Entries supplied:
*-*-*

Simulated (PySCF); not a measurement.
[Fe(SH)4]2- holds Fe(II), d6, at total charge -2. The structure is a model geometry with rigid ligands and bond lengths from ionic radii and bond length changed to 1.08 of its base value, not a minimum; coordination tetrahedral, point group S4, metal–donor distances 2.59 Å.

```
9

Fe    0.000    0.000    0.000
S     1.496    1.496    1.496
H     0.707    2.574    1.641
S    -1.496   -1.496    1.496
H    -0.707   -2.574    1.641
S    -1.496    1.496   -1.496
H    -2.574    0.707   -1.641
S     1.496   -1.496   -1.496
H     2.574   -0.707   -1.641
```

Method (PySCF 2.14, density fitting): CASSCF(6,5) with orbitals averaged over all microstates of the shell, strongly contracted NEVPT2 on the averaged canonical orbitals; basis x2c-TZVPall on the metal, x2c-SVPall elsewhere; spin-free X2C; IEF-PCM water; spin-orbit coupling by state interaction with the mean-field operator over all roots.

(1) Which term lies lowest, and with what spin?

*-*-*

Work item: Print out the whole of the material above exactly.

Your solution:
Simulated (PySCF); not a measurement.
[Fe(SH)4]2- holds Fe(II), d6, at total charge -2. The structure is a model geometry with rigid ligands and bond lengths from ionic radii and bond length changed to 1.08 of its base value, not a minimum; coordination tetrahedral, point group S4, metal–donor distances 2.59 Å.

```
9

Fe    0.000    0.000    0.000
S     1.496    1.496    1.496
H     0.707    2.574    1.641
S    -1.496   -1.496    1.496
H    -0.707   -2.574    1.641
S    -1.496    1.496   -1.496
H    -2.574    0.707   -1.641
S     1.496   -1.496   -1.496
H     2.574   -0.707   -1.641
```

Method (PySCF 2.14, density fitting): CASSCF(6,5) with orbitals averaged over all microstates of the shell, strongly contracted NEVPT2 on the averaged canonical orbitals; basis x2c-TZVPall on the metal, x2c-SVPall elsewhere; spin-free X2C; IEF-PCM water; spin-orbit coupling by state interaction with the mean-field operator over all roots.

(1) Which term lies lowest, and with what spin?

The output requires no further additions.